→ **THE DATA**:
++++++++++++++++++++

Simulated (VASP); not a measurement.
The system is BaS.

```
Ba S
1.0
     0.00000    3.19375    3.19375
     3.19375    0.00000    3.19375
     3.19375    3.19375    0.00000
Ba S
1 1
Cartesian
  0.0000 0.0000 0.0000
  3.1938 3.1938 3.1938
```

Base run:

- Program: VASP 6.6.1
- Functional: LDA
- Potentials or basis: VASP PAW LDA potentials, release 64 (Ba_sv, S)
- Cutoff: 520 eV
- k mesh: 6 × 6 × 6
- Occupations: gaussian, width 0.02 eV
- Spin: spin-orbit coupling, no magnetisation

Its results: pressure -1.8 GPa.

++++++++++++++++++++

→ **TASK ITEM**: The entire listing is to be retyped exactly.

→ **RESULT**:
Simulated (VASP); not a measurement.
The system is BaS.

```
Ba S
1.0
     0.00000    3.19375    3.19375
     3.19375    0.00000    3.19375
     3.19375    3.19375    0.00000
Ba S
1 1
Cartesian
  0.0000 0.0000 0.0000
  3.1938 3.1938 3.1938
```

Base run:

- Program: VASP 6.6.1
- Functional: LDA
- Potentials or basis: VASP PAW LDA potentials, release 64 (Ba_sv, S)
- Cutoff: 520 eV
- k mesh: 6 × 6 × 6
- Occupations: gaussian, width 0.02 eV
- Spin: spin-orbit coupling, no magnetisation

Its results: pressure -1.8 GPa.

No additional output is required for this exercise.